→ **EXERCISE**
Up to and including the line that contains "## Calculated data, Si12O23", return every line from the start of the data, unchanged.

→ **LISTED RECORDS**
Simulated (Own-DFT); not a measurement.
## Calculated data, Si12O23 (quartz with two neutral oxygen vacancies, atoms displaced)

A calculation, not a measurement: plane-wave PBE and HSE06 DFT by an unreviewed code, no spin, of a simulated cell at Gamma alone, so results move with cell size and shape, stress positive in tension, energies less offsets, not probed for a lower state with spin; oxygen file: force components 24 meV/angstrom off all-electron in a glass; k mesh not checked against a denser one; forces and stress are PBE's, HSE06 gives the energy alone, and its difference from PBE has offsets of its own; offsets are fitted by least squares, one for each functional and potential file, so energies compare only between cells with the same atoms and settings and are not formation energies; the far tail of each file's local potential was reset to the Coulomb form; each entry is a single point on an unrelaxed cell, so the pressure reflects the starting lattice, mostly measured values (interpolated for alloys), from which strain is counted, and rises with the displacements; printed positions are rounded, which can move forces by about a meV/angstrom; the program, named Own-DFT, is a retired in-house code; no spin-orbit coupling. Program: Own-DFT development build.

→ **ANSWER SECTION**
Simulated (Own-DFT); not a measurement.
## Calculated data, Si12O23 (quartz with two neutral oxygen vacancies, atoms displaced)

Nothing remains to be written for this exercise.